Required action
For the material below, return exactly the lines starting at the line containing "Crystal: TiC." and ending at the line containing "spin polarisation |", both ends included, and no others.

**** Given information ****

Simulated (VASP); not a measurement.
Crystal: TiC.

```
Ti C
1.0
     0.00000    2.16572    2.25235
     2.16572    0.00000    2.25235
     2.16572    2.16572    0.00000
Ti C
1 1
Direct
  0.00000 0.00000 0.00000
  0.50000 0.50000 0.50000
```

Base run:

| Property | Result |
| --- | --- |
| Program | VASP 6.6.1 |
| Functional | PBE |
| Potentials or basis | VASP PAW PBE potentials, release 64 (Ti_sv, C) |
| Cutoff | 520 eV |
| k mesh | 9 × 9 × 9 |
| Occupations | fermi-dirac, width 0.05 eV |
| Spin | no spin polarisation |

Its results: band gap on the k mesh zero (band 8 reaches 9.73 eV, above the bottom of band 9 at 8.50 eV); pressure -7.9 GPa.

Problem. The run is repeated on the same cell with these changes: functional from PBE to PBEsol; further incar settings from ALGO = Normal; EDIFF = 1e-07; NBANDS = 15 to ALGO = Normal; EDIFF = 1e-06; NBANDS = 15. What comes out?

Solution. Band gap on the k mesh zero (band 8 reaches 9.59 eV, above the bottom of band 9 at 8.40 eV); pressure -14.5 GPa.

****

Written reply
Crystal: TiC.

```
Ti C
1.0
     0.00000    2.16572    2.25235
     2.16572    0.00000    2.25235
     2.16572    2.16572    0.00000
Ti C
1 1
Direct
  0.00000 0.00000 0.00000
  0.50000 0.50000 0.50000
```

Base run:

| Property | Result |
| --- | --- |
| Program | VASP 6.6.1 |
| Functional | PBE |
| Potentials or basis | VASP PAW PBE potentials, release 64 (Ti_sv, C) |
| Cutoff | 520 eV |
| k mesh | 9 × 9 × 9 |
| Occupations | fermi-dirac, width 0.05 eV |
| Spin | no spin polarisation |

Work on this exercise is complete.